*** Data section Section Begins ***

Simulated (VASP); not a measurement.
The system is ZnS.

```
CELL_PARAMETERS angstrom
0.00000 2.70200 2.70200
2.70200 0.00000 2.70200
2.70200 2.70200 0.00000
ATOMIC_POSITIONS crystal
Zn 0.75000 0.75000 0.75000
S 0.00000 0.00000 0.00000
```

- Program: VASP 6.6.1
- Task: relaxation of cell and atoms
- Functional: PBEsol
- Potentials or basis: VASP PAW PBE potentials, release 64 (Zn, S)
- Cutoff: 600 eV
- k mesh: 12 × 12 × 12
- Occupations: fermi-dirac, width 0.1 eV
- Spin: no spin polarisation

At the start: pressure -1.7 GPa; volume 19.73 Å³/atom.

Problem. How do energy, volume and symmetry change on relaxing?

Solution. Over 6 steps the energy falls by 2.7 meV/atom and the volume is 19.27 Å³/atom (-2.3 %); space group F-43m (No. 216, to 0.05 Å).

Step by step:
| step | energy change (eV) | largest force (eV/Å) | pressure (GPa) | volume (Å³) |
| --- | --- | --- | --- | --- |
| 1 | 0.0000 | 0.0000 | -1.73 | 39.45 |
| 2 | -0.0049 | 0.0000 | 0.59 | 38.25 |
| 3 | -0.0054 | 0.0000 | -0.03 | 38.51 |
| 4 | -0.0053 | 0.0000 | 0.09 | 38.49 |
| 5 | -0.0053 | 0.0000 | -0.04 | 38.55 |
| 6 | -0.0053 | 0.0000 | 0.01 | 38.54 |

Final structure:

*** Data section Section Ends ***

> Action item: Go through the records above and write each one out again exactly.

> Answer box:
Simulated (VASP); not a measurement.
The system is ZnS.

```
CELL_PARAMETERS angstrom
0.00000 2.70200 2.70200
2.70200 0.00000 2.70200
2.70200 2.70200 0.00000
ATOMIC_POSITIONS crystal
Zn 0.75000 0.75000 0.75000
S 0.00000 0.00000 0.00000
```

- Program: VASP 6.6.1
- Task: relaxation of cell and atoms
- Functional: PBEsol
- Potentials or basis: VASP PAW PBE potentials, release 64 (Zn, S)
- Cutoff: 600 eV
- k mesh: 12 × 12 × 12
- Occupations: fermi-dirac, width 0.1 eV
- Spin: no spin polarisation

At the start: pressure -1.7 GPa; volume 19.73 Å³/atom.

Problem. How do energy, volume and symmetry change on relaxing?

Solution. Over 6 steps the energy falls by 2.7 meV/atom and the volume is 19.27 Å³/atom (-2.3 %); space group F-43m (No. 216, to 0.05 Å).

Step by step:
| step | energy change (eV) | largest force (eV/Å) | pressure (GPa) | volume (Å³) |
| --- | --- | --- | --- | --- |
| 1 | 0.0000 | 0.0000 | -1.73 | 39.45 |
| 2 | -0.0049 | 0.0000 | 0.59 | 38.25 |
| 3 | -0.0054 | 0.0000 | -0.03 | 38.51 |
| 4 | -0.0053 | 0.0000 | 0.09 | 38.49 |
| 5 | -0.0053 | 0.0000 | -0.04 | 38.55 |
| 6 | -0.0053 | 0.0000 | 0.01 | 38.54 |

Final structure:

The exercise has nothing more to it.